:: Work instruction ::
Reprint every line of the data, keeping each character intact.

:: Data to examine ::
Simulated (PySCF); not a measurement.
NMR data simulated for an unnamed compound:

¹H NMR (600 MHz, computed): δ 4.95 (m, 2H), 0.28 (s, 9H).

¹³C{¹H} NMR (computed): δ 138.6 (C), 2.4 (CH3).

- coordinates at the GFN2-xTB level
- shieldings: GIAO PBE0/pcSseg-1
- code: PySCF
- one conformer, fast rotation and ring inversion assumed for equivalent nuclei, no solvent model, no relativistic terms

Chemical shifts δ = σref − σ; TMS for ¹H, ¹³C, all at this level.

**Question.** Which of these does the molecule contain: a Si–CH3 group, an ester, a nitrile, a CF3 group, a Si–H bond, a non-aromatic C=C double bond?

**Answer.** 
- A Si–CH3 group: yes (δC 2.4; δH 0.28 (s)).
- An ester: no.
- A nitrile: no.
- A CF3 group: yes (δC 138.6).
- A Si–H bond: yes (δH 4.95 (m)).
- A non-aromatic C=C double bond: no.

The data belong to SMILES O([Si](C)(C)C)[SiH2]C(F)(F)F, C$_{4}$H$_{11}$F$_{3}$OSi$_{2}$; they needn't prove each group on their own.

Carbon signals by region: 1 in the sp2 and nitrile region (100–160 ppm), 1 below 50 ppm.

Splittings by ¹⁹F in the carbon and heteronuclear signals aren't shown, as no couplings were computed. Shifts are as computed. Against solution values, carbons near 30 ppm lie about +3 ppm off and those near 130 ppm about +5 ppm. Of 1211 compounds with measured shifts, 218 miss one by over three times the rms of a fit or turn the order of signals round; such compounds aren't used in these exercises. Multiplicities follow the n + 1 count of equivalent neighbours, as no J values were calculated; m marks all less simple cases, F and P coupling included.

:: Solution ::
Simulated (PySCF); not a measurement.
NMR data simulated for an unnamed compound:

¹H NMR (600 MHz, computed): δ 4.95 (m, 2H), 0.28 (s, 9H).

¹³C{¹H} NMR (computed): δ 138.6 (C), 2.4 (CH3).

- coordinates at the GFN2-xTB level
- shieldings: GIAO PBE0/pcSseg-1
- code: PySCF
- one conformer, fast rotation and ring inversion assumed for equivalent nuclei, no solvent model, no relativistic terms

Chemical shifts δ = σref − σ; TMS for ¹H, ¹³C, all at this level.

**Question.** Which of these does the molecule contain: a Si–CH3 group, an ester, a nitrile, a CF3 group, a Si–H bond, a non-aromatic C=C double bond?

**Answer.** 
- A Si–CH3 group: yes (δC 2.4; δH 0.28 (s)).
- An ester: no.
- A nitrile: no.
- A CF3 group: yes (δC 138.6).
- A Si–H bond: yes (δH 4.95 (m)).
- A non-aromatic C=C double bond: no.

The data belong to SMILES O([Si](C)(C)C)[SiH2]C(F)(F)F, C$_{4}$H$_{11}$F$_{3}$OSi$_{2}$; they needn't prove each group on their own.

Carbon signals by region: 1 in the sp2 and nitrile region (100–160 ppm), 1 below 50 ppm.

Splittings by ¹⁹F in the carbon and heteronuclear signals aren't shown, as no couplings were computed. Shifts are as computed. Against solution values, carbons near 30 ppm lie about +3 ppm off and those near 130 ppm about +5 ppm. Of 1211 compounds with measured shifts, 218 miss one by over three times the rms of a fit or turn the order of signals round; such compounds aren't used in these exercises. Multiplicities follow the n + 1 count of equivalent neighbours, as no J values were calculated; m marks all less simple cases, F and P coupling included.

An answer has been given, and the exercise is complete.